- DATA UNDER STUDY:
»»

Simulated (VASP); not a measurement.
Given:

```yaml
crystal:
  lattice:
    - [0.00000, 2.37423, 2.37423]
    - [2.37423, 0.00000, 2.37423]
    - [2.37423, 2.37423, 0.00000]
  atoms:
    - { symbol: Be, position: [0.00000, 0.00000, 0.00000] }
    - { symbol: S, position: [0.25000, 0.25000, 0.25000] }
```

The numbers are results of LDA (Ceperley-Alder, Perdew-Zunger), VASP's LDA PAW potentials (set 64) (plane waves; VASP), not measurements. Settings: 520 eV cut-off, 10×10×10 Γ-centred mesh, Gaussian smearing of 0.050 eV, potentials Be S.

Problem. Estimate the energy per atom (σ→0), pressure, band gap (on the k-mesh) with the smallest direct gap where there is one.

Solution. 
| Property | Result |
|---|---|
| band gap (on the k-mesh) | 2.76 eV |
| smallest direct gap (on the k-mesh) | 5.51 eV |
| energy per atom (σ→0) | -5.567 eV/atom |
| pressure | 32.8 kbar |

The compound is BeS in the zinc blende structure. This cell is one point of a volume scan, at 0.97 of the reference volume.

««

- BRIEF:
Please give again the lines above between the line holding "k-mesh) | 2.76 eV |" and the line holding "32.8 kbar |", inclusive, exactly as they are and with nothing added.

- EXPECTED ANSWER:
| band gap (on the k-mesh) | 2.76 eV |
| smallest direct gap (on the k-mesh) | 5.51 eV |
| energy per atom (σ→0) | -5.567 eV/atom |
| pressure | 32.8 kbar |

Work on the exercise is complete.